* Given data
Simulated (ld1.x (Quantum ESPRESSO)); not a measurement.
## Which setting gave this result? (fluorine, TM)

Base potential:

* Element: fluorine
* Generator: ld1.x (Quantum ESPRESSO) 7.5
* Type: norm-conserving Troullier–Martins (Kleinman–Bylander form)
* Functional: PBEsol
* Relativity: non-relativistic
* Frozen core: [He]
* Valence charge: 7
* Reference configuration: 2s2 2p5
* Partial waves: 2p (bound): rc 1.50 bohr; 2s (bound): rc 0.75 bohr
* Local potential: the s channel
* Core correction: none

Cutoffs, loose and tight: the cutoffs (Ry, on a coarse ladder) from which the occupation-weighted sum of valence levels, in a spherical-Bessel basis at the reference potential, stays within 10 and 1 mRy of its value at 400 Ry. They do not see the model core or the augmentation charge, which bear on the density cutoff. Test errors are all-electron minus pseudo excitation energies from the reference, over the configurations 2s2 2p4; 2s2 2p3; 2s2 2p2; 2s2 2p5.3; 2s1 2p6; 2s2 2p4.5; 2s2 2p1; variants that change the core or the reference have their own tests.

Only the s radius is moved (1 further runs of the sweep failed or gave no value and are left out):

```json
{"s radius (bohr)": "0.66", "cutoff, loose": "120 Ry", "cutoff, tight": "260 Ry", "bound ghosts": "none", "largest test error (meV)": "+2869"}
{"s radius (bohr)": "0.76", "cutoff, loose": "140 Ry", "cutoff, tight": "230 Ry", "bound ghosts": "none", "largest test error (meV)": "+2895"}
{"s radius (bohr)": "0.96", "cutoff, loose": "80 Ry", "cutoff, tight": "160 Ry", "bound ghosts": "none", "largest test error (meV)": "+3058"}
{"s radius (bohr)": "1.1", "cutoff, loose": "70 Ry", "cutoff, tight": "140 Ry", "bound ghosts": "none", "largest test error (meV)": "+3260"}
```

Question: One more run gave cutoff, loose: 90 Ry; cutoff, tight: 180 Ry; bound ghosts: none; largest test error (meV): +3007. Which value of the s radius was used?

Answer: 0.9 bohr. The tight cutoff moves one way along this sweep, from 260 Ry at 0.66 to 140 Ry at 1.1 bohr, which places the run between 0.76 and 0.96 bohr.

* Activity
Restate, word for word and without additions, every line from the top of the listing above through the line that contains "Cutoffs, loose and".

* Exercise answer
Simulated (ld1.x (Quantum ESPRESSO)); not a measurement.
## Which setting gave this result? (fluorine, TM)

Base potential:

* Element: fluorine
* Generator: ld1.x (Quantum ESPRESSO) 7.5
* Type: norm-conserving Troullier–Martins (Kleinman–Bylander form)
* Functional: PBEsol
* Relativity: non-relativistic
* Frozen core: [He]
* Valence charge: 7
* Reference configuration: 2s2 2p5
* Partial waves: 2p (bound): rc 1.50 bohr; 2s (bound): rc 0.75 bohr
* Local potential: the s channel
* Core correction: none

Cutoffs, loose and tight: the cutoffs (Ry, on a coarse ladder) from which the occupation-weighted sum of valence levels, in a spherical-Bessel basis at the reference potential, stays within 10 and 1 mRy of its value at 400 Ry. They do not see the model core or the augmentation charge, which bear on the density cutoff. Test errors are all-electron minus pseudo excitation energies from the reference, over the configurations 2s2 2p4; 2s2 2p3; 2s2 2p2; 2s2 2p5.3; 2s1 2p6; 2s2 2p4.5; 2s2 2p1; variants that change the core or the reference have their own tests.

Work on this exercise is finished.